== Data provided ==
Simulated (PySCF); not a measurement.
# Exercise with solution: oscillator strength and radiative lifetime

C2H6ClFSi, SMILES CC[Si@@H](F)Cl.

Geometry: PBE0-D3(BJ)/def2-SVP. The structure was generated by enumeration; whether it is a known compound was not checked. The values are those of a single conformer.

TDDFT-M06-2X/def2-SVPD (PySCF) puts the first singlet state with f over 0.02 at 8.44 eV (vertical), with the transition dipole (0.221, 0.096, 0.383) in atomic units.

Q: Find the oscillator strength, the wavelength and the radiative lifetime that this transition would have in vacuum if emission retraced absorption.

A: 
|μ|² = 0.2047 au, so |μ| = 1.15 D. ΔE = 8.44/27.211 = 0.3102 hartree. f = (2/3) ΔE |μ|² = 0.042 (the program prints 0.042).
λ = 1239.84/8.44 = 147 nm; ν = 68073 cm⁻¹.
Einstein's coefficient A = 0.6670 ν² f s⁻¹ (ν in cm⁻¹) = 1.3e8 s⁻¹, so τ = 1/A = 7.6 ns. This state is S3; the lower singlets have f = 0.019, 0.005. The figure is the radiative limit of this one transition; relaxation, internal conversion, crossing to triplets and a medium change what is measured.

== Assignment ==
Would you print exactly, and only, the lines of the data above from the line with "Q: Find the" through the line with "λ = 1239.84/8.44 = 147 nm; ν = 68073 cm⁻¹.", inclusive?

== Response area ==
Q: Find the oscillator strength, the wavelength and the radiative lifetime that this transition would have in vacuum if emission retraced absorption.

A: 
|μ|² = 0.2047 au, so |μ| = 1.15 D. ΔE = 8.44/27.211 = 0.3102 hartree. f = (2/3) ΔE |μ|² = 0.042 (the program prints 0.042).
λ = 1239.84/8.44 = 147 nm; ν = 68073 cm⁻¹.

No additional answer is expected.